> _Assigned task_
Stop after the line containing "## One change at a time: Lu¹⁶⁺"; retype every line of the data before it exactly, starting from the first.

> _Data extracts_
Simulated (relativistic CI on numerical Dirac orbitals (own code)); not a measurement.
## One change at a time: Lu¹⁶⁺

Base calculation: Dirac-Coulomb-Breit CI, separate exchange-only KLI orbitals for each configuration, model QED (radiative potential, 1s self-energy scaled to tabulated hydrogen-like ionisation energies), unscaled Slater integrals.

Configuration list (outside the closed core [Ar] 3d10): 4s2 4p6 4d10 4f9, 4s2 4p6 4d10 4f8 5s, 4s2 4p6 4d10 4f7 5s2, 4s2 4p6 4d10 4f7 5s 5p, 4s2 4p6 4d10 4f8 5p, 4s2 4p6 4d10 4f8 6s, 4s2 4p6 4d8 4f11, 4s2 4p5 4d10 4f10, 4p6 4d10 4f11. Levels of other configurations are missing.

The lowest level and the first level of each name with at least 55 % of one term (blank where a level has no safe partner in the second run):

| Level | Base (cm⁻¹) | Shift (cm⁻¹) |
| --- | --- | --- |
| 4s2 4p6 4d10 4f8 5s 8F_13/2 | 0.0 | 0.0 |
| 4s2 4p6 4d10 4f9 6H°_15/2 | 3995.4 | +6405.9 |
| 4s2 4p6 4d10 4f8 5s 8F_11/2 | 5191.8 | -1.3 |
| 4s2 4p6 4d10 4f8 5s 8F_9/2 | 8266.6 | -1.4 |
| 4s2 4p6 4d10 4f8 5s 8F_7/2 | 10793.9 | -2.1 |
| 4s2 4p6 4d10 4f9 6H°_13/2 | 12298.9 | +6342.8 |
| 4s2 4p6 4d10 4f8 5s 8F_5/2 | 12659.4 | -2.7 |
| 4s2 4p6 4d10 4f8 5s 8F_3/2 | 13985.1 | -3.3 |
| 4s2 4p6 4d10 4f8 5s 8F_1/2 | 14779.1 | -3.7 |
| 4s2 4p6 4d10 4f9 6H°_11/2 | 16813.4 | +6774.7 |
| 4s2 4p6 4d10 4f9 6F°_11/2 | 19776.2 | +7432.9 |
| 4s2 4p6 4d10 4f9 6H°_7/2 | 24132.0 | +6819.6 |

> _Solution_
Simulated (relativistic CI on numerical Dirac orbitals (own code)); not a measurement.
## One change at a time: Lu¹⁶⁺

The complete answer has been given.